> _Assigned task_
Exactly as written, copy the lines of the data below from the first through the one containing "Caveats: the run".

Segment Start: Listed entries
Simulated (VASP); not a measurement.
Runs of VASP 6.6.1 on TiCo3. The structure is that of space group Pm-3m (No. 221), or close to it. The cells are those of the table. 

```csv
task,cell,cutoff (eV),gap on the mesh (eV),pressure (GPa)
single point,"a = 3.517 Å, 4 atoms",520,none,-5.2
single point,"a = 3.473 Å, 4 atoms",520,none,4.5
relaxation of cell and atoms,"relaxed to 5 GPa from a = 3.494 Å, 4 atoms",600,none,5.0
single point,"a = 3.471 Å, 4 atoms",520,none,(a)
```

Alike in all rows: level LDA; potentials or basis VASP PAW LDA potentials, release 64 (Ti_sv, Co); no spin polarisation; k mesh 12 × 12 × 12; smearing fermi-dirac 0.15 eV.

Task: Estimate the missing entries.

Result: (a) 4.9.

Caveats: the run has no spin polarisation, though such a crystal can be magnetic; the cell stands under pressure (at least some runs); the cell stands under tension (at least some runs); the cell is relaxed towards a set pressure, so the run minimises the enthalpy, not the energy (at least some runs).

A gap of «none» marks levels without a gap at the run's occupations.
Segment End: Listed entries

> _Written response_
Simulated (VASP); not a measurement.
Runs of VASP 6.6.1 on TiCo3. The structure is that of space group Pm-3m (No. 221), or close to it. The cells are those of the table. 

```csv
task,cell,cutoff (eV),gap on the mesh (eV),pressure (GPa)
single point,"a = 3.517 Å, 4 atoms",520,none,-5.2
single point,"a = 3.473 Å, 4 atoms",520,none,4.5
relaxation of cell and atoms,"relaxed to 5 GPa from a = 3.494 Å, 4 atoms",600,none,5.0
single point,"a = 3.471 Å, 4 atoms",520,none,(a)
```

Alike in all rows: level LDA; potentials or basis VASP PAW LDA potentials, release 64 (Ti_sv, Co); no spin polarisation; k mesh 12 × 12 × 12; smearing fermi-dirac 0.15 eV.

Task: Estimate the missing entries.

Result: (a) 4.9.

Caveats: the run has no spin polarisation, though such a crystal can be magnetic; the cell stands under pressure (at least some runs); the cell stands under tension (at least some runs); the cell is relaxed towards a set pressure, so the run minimises the enthalpy, not the energy (at least some runs).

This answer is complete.